### Recorded information
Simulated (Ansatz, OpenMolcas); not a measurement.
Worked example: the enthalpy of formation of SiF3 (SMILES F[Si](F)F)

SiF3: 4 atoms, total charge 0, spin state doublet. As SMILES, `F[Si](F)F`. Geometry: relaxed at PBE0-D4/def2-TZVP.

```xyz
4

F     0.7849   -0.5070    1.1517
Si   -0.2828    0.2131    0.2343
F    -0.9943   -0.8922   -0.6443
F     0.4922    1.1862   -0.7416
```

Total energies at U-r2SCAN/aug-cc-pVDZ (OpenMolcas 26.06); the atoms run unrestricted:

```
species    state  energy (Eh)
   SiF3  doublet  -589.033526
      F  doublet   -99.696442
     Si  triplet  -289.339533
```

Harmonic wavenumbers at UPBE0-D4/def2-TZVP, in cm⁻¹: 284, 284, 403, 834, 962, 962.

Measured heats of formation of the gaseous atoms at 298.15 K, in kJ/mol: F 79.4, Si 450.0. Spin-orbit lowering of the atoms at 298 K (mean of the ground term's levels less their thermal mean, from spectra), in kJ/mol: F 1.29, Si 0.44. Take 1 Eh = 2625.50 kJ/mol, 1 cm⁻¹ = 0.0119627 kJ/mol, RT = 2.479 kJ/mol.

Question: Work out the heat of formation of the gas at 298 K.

### Exercise
Write down exactly every line of the material above up to and including the line containing "Harmonic wavenumbers at".

### Written response
Simulated (Ansatz, OpenMolcas); not a measurement.
Worked example: the enthalpy of formation of SiF3 (SMILES F[Si](F)F)

SiF3: 4 atoms, total charge 0, spin state doublet. As SMILES, `F[Si](F)F`. Geometry: relaxed at PBE0-D4/def2-TZVP.

```xyz
4

F     0.7849   -0.5070    1.1517
Si   -0.2828    0.2131    0.2343
F    -0.9943   -0.8922   -0.6443
F     0.4922    1.1862   -0.7416
```

Total energies at U-r2SCAN/aug-cc-pVDZ (OpenMolcas 26.06); the atoms run unrestricted:

```
species    state  energy (Eh)
   SiF3  doublet  -589.033526
      F  doublet   -99.696442
     Si  triplet  -289.339533
```

Harmonic wavenumbers at UPBE0-D4/def2-TZVP, in cm⁻¹: 284, 284, 403, 834, 962, 962.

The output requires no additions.